Stored data:
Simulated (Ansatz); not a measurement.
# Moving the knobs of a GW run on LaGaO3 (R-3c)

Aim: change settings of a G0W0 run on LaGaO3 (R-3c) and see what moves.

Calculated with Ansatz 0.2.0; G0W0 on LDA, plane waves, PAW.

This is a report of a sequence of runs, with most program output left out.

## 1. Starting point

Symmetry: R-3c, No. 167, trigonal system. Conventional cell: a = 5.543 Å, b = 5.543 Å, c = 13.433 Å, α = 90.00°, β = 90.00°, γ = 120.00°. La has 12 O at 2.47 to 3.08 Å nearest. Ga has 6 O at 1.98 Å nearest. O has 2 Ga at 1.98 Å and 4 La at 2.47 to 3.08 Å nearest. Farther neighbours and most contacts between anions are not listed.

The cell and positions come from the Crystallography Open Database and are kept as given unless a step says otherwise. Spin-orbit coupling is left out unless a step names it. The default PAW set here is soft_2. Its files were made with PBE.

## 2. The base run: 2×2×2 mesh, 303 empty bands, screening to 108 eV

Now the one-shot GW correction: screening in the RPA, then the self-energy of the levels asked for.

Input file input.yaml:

Requirement:
Give the listing above again in full, exactly as written.

Response area:
Simulated (Ansatz); not a measurement.
# Moving the knobs of a GW run on LaGaO3 (R-3c)

Aim: change settings of a G0W0 run on LaGaO3 (R-3c) and see what moves.

Calculated with Ansatz 0.2.0; G0W0 on LDA, plane waves, PAW.

This is a report of a sequence of runs, with most program output left out.

## 1. Starting point

Symmetry: R-3c, No. 167, trigonal system. Conventional cell: a = 5.543 Å, b = 5.543 Å, c = 13.433 Å, α = 90.00°, β = 90.00°, γ = 120.00°. La has 12 O at 2.47 to 3.08 Å nearest. Ga has 6 O at 1.98 Å nearest. O has 2 Ga at 1.98 Å and 4 La at 2.47 to 3.08 Å nearest. Farther neighbours and most contacts between anions are not listed.

The cell and positions come from the Crystallography Open Database and are kept as given unless a step says otherwise. Spin-orbit coupling is left out unless a step names it. The default PAW set here is soft_2. Its files were made with PBE.

## 2. The base run: 2×2×2 mesh, 303 empty bands, screening to 108 eV

Now the one-shot GW correction: screening in the RPA, then the self-energy of the levels asked for.

Input file input.yaml:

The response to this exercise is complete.